- _Task item_
Hand back the entries below exactly.

········

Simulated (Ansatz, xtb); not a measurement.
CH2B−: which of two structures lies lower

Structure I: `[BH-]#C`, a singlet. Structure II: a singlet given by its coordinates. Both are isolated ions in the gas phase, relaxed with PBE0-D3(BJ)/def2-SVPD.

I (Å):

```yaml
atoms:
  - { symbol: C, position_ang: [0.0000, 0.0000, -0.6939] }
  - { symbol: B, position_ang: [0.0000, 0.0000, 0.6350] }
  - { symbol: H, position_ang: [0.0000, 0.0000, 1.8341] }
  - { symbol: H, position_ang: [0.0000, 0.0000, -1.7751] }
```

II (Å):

········

- _Worked solution_
Simulated (Ansatz, xtb); not a measurement.
CH2B−: which of two structures lies lower

Structure I: `[BH-]#C`, a singlet. Structure II: a singlet given by its coordinates. Both are isolated ions in the gas phase, relaxed with PBE0-D3(BJ)/def2-SVPD.

I (Å):

```yaml
atoms:
  - { symbol: C, position_ang: [0.0000, 0.0000, -0.6939] }
  - { symbol: B, position_ang: [0.0000, 0.0000, 0.6350] }
  - { symbol: H, position_ang: [0.0000, 0.0000, 1.8341] }
  - { symbol: H, position_ang: [0.0000, 0.0000, -1.7751] }
```

II (Å):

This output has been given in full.